### WORK INSTRUCTION
Transcribe the entire listing exactly as it appears.

### DATA FOR ANALYSIS
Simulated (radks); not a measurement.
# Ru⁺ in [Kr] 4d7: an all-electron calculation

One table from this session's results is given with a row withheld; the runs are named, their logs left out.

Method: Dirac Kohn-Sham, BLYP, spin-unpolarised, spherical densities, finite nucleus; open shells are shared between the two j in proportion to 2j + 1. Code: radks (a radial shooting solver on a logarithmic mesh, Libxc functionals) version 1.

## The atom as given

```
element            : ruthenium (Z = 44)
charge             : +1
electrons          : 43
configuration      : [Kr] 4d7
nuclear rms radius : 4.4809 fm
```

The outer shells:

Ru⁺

### WRITTEN SOLUTION
Simulated (radks); not a measurement.
# Ru⁺ in [Kr] 4d7: an all-electron calculation

One table from this session's results is given with a row withheld; the runs are named, their logs left out.

Method: Dirac Kohn-Sham, BLYP, spin-unpolarised, spherical densities, finite nucleus; open shells are shared between the two j in proportion to 2j + 1. Code: radks (a radial shooting solver on a logarithmic mesh, Libxc functionals) version 1.

## The atom as given

```
element            : ruthenium (Z = 44)
charge             : +1
electrons          : 43
configuration      : [Kr] 4d7
nuclear rms radius : 4.4809 fm
```

The outer shells:

Ru⁺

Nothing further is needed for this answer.